Extracted data
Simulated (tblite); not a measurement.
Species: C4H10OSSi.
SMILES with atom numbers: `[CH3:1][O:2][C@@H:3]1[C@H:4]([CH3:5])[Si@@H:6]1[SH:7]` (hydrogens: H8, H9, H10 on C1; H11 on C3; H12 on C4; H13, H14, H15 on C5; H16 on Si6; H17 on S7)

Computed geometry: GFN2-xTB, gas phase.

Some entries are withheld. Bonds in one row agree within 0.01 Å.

Work item
Reproduce the whole of the records exactly, so that no line differs from the source above.

Response box
Simulated (tblite); not a measurement.
Species: C4H10OSSi.
SMILES with atom numbers: `[CH3:1][O:2][C@@H:3]1[C@H:4]([CH3:5])[Si@@H:6]1[SH:7]` (hydrogens: H8, H9, H10 on C1; H11 on C3; H12 on C4; H13, H14, H15 on C5; H16 on Si6; H17 on S7)

Computed geometry: GFN2-xTB, gas phase.

Some entries are withheld. Bonds in one row agree within 0.01 Å.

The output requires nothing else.